**Assigned task:**
Exactly retype the lines of the material from its first line to the line with "### 2. Relaxation", including both.

**Data:**
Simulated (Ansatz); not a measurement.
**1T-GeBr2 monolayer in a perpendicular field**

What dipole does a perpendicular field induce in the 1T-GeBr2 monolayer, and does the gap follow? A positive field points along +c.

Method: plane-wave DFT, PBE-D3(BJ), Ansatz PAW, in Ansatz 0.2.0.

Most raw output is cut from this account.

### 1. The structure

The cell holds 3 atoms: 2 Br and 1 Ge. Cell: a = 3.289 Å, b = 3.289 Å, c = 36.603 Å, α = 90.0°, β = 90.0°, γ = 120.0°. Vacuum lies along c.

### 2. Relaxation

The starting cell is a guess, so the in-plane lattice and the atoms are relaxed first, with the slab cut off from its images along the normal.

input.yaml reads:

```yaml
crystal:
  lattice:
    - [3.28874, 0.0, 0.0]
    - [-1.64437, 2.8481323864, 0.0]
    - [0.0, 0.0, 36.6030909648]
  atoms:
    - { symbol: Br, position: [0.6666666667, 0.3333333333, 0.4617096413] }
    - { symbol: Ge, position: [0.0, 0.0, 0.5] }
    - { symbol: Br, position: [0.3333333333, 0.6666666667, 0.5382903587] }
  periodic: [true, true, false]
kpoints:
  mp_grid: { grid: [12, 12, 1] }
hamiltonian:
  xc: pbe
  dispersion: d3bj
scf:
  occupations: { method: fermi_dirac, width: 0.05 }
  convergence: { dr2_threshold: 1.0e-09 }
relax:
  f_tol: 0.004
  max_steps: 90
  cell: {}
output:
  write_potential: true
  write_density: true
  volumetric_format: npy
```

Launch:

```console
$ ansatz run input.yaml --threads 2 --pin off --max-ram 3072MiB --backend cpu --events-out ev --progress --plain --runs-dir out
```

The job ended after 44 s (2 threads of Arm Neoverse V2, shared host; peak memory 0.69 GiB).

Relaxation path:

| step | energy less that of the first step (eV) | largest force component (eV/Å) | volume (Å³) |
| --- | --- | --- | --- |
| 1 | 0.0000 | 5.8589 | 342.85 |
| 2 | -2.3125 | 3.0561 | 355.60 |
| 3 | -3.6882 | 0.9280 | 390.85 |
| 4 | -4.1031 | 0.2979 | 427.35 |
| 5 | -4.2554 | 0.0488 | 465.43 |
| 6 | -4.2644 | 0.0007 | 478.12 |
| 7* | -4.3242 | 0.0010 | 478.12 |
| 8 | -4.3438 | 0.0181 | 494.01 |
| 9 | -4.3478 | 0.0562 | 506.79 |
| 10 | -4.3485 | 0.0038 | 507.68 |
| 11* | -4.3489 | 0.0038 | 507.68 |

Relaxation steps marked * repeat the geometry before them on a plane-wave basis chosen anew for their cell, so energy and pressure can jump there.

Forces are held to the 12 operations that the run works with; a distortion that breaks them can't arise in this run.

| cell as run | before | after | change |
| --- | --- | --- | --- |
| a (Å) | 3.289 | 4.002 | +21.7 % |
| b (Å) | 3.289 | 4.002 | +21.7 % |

**Task response:**
Simulated (Ansatz); not a measurement.
**1T-GeBr2 monolayer in a perpendicular field**

What dipole does a perpendicular field induce in the 1T-GeBr2 monolayer, and does the gap follow? A positive field points along +c.

Method: plane-wave DFT, PBE-D3(BJ), Ansatz PAW, in Ansatz 0.2.0.

Most raw output is cut from this account.

### 1. The structure

The cell holds 3 atoms: 2 Br and 1 Ge. Cell: a = 3.289 Å, b = 3.289 Å, c = 36.603 Å, α = 90.0°, β = 90.0°, γ = 120.0°. Vacuum lies along c.

### 2. Relaxation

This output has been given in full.